• ASSIGNMENT: The expected answer is the complete listing, reproduced character for character.

• GIVEN ENTRIES:
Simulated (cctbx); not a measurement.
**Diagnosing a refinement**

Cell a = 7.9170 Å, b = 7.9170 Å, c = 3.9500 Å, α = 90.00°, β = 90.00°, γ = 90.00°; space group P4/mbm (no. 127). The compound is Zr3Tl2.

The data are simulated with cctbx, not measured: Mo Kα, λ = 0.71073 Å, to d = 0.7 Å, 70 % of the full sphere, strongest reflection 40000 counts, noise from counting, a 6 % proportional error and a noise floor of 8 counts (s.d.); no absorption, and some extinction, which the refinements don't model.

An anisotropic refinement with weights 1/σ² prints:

• TASK RESPONSE:
Simulated (cctbx); not a measurement.
**Diagnosing a refinement**

Cell a = 7.9170 Å, b = 7.9170 Å, c = 3.9500 Å, α = 90.00°, β = 90.00°, γ = 90.00°; space group P4/mbm (no. 127). The compound is Zr3Tl2.

The data are simulated with cctbx, not measured: Mo Kα, λ = 0.71073 Å, to d = 0.7 Å, 70 % of the full sphere, strongest reflection 40000 counts, noise from counting, a 6 % proportional error and a noise floor of 8 counts (s.d.); no absorption, and some extinction, which the refinements don't model.

An anisotropic refinement with weights 1/σ² prints:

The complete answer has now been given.